-- Opening Marker --
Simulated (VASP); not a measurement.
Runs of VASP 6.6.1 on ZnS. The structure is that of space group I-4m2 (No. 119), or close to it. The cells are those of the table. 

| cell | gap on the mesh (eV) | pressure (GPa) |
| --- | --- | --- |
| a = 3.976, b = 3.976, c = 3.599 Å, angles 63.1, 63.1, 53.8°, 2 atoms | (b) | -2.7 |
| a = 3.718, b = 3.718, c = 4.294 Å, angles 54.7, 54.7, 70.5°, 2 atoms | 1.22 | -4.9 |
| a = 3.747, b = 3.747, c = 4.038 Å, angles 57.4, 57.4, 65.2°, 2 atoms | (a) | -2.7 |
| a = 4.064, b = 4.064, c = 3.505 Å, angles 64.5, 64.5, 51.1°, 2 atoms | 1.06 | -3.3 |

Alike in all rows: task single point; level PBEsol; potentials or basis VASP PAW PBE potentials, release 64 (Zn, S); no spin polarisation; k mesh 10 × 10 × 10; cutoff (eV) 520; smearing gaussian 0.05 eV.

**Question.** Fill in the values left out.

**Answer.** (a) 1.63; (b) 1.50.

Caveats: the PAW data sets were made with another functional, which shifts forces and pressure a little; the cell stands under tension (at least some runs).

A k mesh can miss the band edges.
-- Closing Marker --

■ **WORK INSTRUCTION**: Every entry, from top to bottom, should be repeated word for word.

■ **ANSWER BOX**:
Simulated (VASP); not a measurement.
Runs of VASP 6.6.1 on ZnS. The structure is that of space group I-4m2 (No. 119), or close to it. The cells are those of the table. 

| cell | gap on the mesh (eV) | pressure (GPa) |
| --- | --- | --- |
| a = 3.976, b = 3.976, c = 3.599 Å, angles 63.1, 63.1, 53.8°, 2 atoms | (b) | -2.7 |
| a = 3.718, b = 3.718, c = 4.294 Å, angles 54.7, 54.7, 70.5°, 2 atoms | 1.22 | -4.9 |
| a = 3.747, b = 3.747, c = 4.038 Å, angles 57.4, 57.4, 65.2°, 2 atoms | (a) | -2.7 |
| a = 4.064, b = 4.064, c = 3.505 Å, angles 64.5, 64.5, 51.1°, 2 atoms | 1.06 | -3.3 |

Alike in all rows: task single point; level PBEsol; potentials or basis VASP PAW PBE potentials, release 64 (Zn, S); no spin polarisation; k mesh 10 × 10 × 10; cutoff (eV) 520; smearing gaussian 0.05 eV.

**Question.** Fill in the values left out.

**Answer.** (a) 1.63; (b) 1.50.

Caveats: the PAW data sets were made with another functional, which shifts forces and pressure a little; the cell stands under tension (at least some runs).

A k mesh can miss the band edges.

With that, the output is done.